◆ Records shown:
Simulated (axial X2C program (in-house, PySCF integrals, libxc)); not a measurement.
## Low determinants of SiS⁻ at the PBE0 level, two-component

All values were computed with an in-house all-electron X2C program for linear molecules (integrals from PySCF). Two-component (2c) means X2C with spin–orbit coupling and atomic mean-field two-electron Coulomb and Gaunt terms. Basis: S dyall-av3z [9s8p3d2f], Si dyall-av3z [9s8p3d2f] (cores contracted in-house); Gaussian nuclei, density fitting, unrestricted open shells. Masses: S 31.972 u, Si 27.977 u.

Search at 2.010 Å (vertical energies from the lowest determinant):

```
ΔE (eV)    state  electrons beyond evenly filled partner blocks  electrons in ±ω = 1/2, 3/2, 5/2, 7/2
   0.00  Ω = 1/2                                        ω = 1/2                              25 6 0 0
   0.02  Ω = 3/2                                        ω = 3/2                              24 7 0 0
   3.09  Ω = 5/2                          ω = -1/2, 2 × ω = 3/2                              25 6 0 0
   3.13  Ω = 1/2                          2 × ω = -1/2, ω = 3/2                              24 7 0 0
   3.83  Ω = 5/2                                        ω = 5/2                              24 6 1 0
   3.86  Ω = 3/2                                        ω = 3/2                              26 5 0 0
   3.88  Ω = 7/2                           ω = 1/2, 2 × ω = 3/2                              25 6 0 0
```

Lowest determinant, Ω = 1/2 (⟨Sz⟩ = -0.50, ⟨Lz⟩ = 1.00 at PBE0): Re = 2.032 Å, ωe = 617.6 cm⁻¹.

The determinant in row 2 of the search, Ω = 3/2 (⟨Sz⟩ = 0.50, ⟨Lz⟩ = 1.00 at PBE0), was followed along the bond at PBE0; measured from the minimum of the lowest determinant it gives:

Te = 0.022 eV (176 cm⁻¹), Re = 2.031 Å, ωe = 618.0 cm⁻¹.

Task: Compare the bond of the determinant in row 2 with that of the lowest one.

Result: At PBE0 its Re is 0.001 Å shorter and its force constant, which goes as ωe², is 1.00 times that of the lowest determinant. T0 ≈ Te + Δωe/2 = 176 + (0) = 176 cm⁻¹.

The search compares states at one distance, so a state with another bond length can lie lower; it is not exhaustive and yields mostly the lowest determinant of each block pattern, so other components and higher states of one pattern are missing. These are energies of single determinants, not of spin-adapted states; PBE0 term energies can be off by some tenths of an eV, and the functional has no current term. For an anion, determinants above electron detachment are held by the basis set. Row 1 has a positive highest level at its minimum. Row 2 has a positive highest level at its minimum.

◆ Assigned task:
Above is a listing; print exactly its lines from the one with "Search at 2.010" through the one with "Lowest determinant, Ω", and no other lines.

◆ Written solution:
Search at 2.010 Å (vertical energies from the lowest determinant):

```
ΔE (eV)    state  electrons beyond evenly filled partner blocks  electrons in ±ω = 1/2, 3/2, 5/2, 7/2
   0.00  Ω = 1/2                                        ω = 1/2                              25 6 0 0
   0.02  Ω = 3/2                                        ω = 3/2                              24 7 0 0
   3.09  Ω = 5/2                          ω = -1/2, 2 × ω = 3/2                              25 6 0 0
   3.13  Ω = 1/2                          2 × ω = -1/2, ω = 3/2                              24 7 0 0
   3.83  Ω = 5/2                                        ω = 5/2                              24 6 1 0
   3.86  Ω = 3/2                                        ω = 3/2                              26 5 0 0
   3.88  Ω = 7/2                           ω = 1/2, 2 × ω = 3/2                              25 6 0 0
```

Lowest determinant, Ω = 1/2 (⟨Sz⟩ = -0.50, ⟨Lz⟩ = 1.00 at PBE0): Re = 2.032 Å, ωe = 617.6 cm⁻¹.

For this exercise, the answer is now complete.